·····

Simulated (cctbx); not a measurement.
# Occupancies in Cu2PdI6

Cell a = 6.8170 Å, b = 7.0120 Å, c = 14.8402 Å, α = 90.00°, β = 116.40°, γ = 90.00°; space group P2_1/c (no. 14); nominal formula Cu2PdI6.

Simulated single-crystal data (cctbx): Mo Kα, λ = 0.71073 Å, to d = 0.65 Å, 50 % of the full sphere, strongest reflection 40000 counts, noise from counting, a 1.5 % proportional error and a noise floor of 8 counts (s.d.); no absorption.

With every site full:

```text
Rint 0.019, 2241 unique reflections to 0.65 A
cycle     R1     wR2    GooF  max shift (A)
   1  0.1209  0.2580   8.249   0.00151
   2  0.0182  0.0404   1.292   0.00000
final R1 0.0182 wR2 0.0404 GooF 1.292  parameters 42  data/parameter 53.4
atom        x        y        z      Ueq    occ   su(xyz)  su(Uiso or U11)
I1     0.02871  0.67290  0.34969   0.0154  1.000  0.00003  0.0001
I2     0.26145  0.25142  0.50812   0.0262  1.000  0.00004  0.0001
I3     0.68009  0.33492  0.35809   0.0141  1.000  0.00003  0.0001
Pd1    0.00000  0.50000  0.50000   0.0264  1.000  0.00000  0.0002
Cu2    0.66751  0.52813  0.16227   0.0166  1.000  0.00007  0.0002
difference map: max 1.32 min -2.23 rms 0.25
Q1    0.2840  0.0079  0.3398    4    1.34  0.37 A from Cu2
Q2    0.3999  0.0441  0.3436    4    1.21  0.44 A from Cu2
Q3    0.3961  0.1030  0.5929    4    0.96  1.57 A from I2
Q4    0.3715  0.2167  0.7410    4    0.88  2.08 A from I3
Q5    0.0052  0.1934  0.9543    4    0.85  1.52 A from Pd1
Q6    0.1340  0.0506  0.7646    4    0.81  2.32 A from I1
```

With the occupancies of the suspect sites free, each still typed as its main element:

·····

• [Assignment]: Set down the lines of the records exactly, from the first one through the line containing "Cell a = 6.8170", and add nothing else.

• [Answer box]:
Simulated (cctbx); not a measurement.
# Occupancies in Cu2PdI6

Cell a = 6.8170 Å, b = 7.0120 Å, c = 14.8402 Å, α = 90.00°, β = 116.40°, γ = 90.00°; space group P2_1/c (no. 14); nominal formula Cu2PdI6.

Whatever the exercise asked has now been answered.